** TASK ITEM **
Quote only the lines from the top of the listing below down to and including the line with "Q: By how many".

** EXCERPTED RECORDS **
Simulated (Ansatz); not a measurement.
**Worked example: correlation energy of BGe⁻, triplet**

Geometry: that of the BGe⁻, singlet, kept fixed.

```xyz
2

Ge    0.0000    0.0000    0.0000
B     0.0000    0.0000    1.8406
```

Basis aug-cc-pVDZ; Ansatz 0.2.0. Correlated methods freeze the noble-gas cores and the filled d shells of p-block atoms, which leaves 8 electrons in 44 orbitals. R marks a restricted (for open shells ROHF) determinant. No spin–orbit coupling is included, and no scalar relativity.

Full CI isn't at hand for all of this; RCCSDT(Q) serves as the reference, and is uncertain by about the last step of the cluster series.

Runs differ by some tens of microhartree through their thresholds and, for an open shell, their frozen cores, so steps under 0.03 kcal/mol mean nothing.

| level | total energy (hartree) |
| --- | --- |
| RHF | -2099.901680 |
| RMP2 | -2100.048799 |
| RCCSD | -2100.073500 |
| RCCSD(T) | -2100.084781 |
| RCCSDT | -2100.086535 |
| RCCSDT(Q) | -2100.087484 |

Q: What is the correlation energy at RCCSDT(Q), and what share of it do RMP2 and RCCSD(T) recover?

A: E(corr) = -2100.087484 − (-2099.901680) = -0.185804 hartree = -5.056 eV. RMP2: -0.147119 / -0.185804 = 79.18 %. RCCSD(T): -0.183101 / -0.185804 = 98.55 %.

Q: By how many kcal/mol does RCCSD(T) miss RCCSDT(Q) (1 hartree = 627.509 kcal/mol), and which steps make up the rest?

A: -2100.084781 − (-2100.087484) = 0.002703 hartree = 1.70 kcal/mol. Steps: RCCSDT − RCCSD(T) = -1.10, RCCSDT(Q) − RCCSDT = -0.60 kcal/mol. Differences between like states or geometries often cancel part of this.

** WRITTEN ANSWER **
Simulated (Ansatz); not a measurement.
**Worked example: correlation energy of BGe⁻, triplet**

Geometry: that of the BGe⁻, singlet, kept fixed.

```xyz
2

Ge    0.0000    0.0000    0.0000
B     0.0000    0.0000    1.8406
```

Basis aug-cc-pVDZ; Ansatz 0.2.0. Correlated methods freeze the noble-gas cores and the filled d shells of p-block atoms, which leaves 8 electrons in 44 orbitals. R marks a restricted (for open shells ROHF) determinant. No spin–orbit coupling is included, and no scalar relativity.

Full CI isn't at hand for all of this; RCCSDT(Q) serves as the reference, and is uncertain by about the last step of the cluster series.

Runs differ by some tens of microhartree through their thresholds and, for an open shell, their frozen cores, so steps under 0.03 kcal/mol mean nothing.

| level | total energy (hartree) |
| --- | --- |
| RHF | -2099.901680 |
| RMP2 | -2100.048799 |
| RCCSD | -2100.073500 |
| RCCSD(T) | -2100.084781 |
| RCCSDT | -2100.086535 |
| RCCSDT(Q) | -2100.087484 |

Q: What is the correlation energy at RCCSDT(Q), and what share of it do RMP2 and RCCSD(T) recover?

A: E(corr) = -2100.087484 − (-2099.901680) = -0.185804 hartree = -5.056 eV. RMP2: -0.147119 / -0.185804 = 79.18 %. RCCSD(T): -0.183101 / -0.185804 = 98.55 %.

Q: By how many kcal/mol does RCCSD(T) miss RCCSDT(Q) (1 hartree = 627.509 kcal/mol), and which steps make up the rest?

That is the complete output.